**Task item**: Would you please output, word for word, the span of the listing below that opens on the line containing "0.000430 | 0.007 |" and closes on the line containing "1.36e-6 | -0.412 |"? Include both ends and nothing more.

=== Supplied material ===

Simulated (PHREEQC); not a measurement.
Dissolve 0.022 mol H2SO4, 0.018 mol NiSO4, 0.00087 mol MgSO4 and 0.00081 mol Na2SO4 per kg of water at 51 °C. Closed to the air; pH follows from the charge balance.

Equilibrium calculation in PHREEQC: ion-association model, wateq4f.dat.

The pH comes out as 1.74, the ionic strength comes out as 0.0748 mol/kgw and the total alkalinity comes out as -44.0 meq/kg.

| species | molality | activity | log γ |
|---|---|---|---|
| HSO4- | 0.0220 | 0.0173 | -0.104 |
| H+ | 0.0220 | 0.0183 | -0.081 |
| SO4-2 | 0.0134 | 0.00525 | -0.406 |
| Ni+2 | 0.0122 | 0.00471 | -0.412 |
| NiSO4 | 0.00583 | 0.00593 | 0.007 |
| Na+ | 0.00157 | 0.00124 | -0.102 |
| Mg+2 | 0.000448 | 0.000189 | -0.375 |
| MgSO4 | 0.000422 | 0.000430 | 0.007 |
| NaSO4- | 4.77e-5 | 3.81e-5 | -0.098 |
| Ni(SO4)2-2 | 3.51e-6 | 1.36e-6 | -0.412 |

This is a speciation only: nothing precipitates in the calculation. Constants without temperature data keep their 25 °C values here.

===

**Result**:
| MgSO4 | 0.000422 | 0.000430 | 0.007 |
| NaSO4- | 4.77e-5 | 3.81e-5 | -0.098 |
| Ni(SO4)2-2 | 3.51e-6 | 1.36e-6 | -0.412 |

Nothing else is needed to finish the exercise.